Up to and including the line that contains "- pressure 1.5 GPa, density: 3.52 g/cm³", repeat each line of the data exactly, starting from the first.

..............................

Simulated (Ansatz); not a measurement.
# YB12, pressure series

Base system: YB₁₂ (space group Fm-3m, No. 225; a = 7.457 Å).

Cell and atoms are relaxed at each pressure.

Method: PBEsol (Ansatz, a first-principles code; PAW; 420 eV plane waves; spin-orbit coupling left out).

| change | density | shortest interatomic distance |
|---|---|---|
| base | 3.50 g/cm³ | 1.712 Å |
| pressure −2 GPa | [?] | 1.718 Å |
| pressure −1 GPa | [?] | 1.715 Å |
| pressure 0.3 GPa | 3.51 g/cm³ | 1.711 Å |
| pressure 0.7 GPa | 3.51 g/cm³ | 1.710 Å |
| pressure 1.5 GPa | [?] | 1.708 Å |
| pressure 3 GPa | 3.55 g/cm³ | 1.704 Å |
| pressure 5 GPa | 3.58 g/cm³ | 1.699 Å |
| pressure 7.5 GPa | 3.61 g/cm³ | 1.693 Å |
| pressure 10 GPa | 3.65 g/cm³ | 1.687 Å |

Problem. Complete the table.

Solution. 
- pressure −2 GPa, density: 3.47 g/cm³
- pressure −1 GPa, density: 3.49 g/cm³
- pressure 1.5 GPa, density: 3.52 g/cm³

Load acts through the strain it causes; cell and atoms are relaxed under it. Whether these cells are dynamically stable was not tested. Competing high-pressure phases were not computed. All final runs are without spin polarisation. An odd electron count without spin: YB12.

..............................

__Response area__:
Simulated (Ansatz); not a measurement.
# YB12, pressure series

Base system: YB₁₂ (space group Fm-3m, No. 225; a = 7.457 Å).

Cell and atoms are relaxed at each pressure.

Method: PBEsol (Ansatz, a first-principles code; PAW; 420 eV plane waves; spin-orbit coupling left out).

| change | density | shortest interatomic distance |
|---|---|---|
| base | 3.50 g/cm³ | 1.712 Å |
| pressure −2 GPa | [?] | 1.718 Å |
| pressure −1 GPa | [?] | 1.715 Å |
| pressure 0.3 GPa | 3.51 g/cm³ | 1.711 Å |
| pressure 0.7 GPa | 3.51 g/cm³ | 1.710 Å |
| pressure 1.5 GPa | [?] | 1.708 Å |
| pressure 3 GPa | 3.55 g/cm³ | 1.704 Å |
| pressure 5 GPa | 3.58 g/cm³ | 1.699 Å |
| pressure 7.5 GPa | 3.61 g/cm³ | 1.693 Å |
| pressure 10 GPa | 3.65 g/cm³ | 1.687 Å |

Problem. Complete the table.

Solution. 
- pressure −2 GPa, density: 3.47 g/cm³
- pressure −1 GPa, density: 3.49 g/cm³
- pressure 1.5 GPa, density: 3.52 g/cm³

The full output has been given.